## [Work task]
Would you please output, word for word, the span of the listing below that opens on the line containing "Result: B. Its" and closes on the line containing "LUMO 2.07 eV"? Include both ends and nothing more.

--- Excerpted data Enclosed Below ---

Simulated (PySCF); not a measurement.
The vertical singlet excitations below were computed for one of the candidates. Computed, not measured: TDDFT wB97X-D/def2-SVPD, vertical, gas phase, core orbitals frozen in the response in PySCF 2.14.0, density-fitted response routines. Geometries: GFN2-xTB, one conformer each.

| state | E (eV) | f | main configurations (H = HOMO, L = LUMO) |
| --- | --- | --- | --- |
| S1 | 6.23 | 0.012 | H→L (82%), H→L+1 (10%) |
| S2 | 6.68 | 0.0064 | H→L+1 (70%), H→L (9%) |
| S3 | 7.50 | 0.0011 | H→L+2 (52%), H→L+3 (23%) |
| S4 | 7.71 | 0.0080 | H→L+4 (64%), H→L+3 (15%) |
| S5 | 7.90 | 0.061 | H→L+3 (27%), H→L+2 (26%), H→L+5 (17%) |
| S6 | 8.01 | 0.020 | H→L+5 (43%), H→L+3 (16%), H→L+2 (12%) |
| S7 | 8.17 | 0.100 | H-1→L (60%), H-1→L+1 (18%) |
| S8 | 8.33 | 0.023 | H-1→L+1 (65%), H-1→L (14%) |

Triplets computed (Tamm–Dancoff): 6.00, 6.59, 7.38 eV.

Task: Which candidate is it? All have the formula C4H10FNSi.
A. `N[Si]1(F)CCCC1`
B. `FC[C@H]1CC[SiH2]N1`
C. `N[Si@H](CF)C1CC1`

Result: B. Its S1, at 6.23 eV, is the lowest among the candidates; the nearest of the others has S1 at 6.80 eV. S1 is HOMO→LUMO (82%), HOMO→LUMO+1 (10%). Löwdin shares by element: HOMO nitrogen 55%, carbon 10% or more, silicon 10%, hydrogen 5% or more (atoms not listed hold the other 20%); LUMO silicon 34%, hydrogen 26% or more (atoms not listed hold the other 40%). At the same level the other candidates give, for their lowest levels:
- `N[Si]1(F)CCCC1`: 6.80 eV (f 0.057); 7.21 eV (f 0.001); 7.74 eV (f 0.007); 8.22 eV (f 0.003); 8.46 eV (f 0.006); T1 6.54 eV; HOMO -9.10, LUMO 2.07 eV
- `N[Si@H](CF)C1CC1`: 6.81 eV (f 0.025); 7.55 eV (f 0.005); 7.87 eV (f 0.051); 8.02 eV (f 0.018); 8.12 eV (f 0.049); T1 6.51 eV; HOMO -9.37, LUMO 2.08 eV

--- End of Enclosed Excerpted data ---

## [Response box]
Result: B. Its S1, at 6.23 eV, is the lowest among the candidates; the nearest of the others has S1 at 6.80 eV. S1 is HOMO→LUMO (82%), HOMO→LUMO+1 (10%). Löwdin shares by element: HOMO nitrogen 55%, carbon 10% or more, silicon 10%, hydrogen 5% or more (atoms not listed hold the other 20%); LUMO silicon 34%, hydrogen 26% or more (atoms not listed hold the other 40%). At the same level the other candidates give, for their lowest levels:
- `N[Si]1(F)CCCC1`: 6.80 eV (f 0.057); 7.21 eV (f 0.001); 7.74 eV (f 0.007); 8.22 eV (f 0.003); 8.46 eV (f 0.006); T1 6.54 eV; HOMO -9.10, LUMO 2.07 eV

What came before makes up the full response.